+--
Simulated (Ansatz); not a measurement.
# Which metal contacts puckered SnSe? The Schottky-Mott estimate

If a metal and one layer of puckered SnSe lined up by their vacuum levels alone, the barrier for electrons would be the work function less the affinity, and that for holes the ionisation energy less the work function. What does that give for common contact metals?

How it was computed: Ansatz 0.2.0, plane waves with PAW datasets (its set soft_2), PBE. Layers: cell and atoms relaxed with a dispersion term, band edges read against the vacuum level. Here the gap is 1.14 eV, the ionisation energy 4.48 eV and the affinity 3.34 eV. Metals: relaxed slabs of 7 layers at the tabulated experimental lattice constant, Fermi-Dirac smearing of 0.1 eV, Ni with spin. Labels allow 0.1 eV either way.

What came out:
+--

Task item:
Please repeat all the records above exactly as they appear.

Worked solution:
Simulated (Ansatz); not a measurement.
# Which metal contacts puckered SnSe? The Schottky-Mott estimate

If a metal and one layer of puckered SnSe lined up by their vacuum levels alone, the barrier for electrons would be the work function less the affinity, and that for holes the ionisation energy less the work function. What does that give for common contact metals?

How it was computed: Ansatz 0.2.0, plane waves with PAW datasets (its set soft_2), PBE. Layers: cell and atoms relaxed with a dispersion term, band edges read against the vacuum level. Here the gap is 1.14 eV, the ionisation energy 4.48 eV and the affinity 3.34 eV. Metals: relaxed slabs of 7 layers at the tabulated experimental lattice constant, Fermi-Dirac smearing of 0.1 eV, Ni with spin. Labels allow 0.1 eV either way.

What came out:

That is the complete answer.